▶ **Required action**
In the records below, begin at the line containing "less VASP |" and end at the line containing "VASP's potentials hold"; quote every line in that span exactly, including both boundary lines, and no others.

☆ ☆ ☆

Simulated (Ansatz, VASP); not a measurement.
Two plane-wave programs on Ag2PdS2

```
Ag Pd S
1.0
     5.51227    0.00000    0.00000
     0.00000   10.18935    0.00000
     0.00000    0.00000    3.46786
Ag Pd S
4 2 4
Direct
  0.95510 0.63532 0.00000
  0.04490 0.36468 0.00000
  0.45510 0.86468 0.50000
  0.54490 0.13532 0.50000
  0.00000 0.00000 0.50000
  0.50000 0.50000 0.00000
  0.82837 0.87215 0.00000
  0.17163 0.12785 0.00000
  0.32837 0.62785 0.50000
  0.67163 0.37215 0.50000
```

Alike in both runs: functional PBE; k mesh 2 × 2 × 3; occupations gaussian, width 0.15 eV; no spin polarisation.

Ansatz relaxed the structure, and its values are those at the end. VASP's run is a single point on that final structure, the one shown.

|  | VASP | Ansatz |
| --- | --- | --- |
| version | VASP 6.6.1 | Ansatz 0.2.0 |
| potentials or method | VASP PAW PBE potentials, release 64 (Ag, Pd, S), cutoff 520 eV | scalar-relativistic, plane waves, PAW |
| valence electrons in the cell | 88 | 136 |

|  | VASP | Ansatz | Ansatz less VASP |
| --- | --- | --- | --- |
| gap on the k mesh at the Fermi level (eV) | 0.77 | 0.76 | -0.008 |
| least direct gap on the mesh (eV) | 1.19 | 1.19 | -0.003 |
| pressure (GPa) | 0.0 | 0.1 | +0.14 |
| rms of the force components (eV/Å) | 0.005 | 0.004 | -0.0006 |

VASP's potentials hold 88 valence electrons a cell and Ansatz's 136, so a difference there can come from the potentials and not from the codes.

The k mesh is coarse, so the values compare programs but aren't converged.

☆ ☆ ☆

▶ **Answer box**
|  | VASP | Ansatz | Ansatz less VASP |
| --- | --- | --- | --- |
| gap on the k mesh at the Fermi level (eV) | 0.77 | 0.76 | -0.008 |
| least direct gap on the mesh (eV) | 1.19 | 1.19 | -0.003 |
| pressure (GPa) | 0.0 | 0.1 | +0.14 |
| rms of the force components (eV/Å) | 0.005 | 0.004 | -0.0006 |

VASP's potentials hold 88 valence electrons a cell and Ansatz's 136, so a difference there can come from the potentials and not from the codes.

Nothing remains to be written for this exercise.